WORK ORDER: Only one stretch of the listing below is wanted. Give it again exactly, from the line with "## Step 2: A probe with smearing" through the line with "A cheap run".

DATA SHOWN:
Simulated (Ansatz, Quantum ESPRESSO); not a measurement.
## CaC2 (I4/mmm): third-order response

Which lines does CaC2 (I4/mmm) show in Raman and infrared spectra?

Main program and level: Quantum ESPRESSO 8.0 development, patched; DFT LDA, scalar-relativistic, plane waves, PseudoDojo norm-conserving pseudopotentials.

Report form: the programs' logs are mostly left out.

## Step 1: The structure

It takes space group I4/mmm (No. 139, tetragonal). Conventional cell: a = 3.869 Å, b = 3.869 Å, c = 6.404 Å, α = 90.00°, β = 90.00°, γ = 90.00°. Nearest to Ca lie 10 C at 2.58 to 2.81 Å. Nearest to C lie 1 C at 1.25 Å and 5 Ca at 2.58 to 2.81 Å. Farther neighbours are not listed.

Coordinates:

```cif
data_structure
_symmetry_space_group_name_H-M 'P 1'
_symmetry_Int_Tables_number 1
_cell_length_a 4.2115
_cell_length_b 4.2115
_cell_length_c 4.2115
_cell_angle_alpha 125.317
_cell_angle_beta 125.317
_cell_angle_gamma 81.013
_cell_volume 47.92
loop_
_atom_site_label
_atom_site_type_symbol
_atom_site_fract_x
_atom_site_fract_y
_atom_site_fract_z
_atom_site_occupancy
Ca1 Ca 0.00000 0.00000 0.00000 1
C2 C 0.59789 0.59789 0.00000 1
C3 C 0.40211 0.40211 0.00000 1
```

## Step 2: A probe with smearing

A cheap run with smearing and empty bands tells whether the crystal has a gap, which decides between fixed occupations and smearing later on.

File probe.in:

TASK ANSWER:
## Step 2: A probe with smearing

A cheap run with smearing and empty bands tells whether the crystal has a gap, which decides between fixed occupations and smearing later on.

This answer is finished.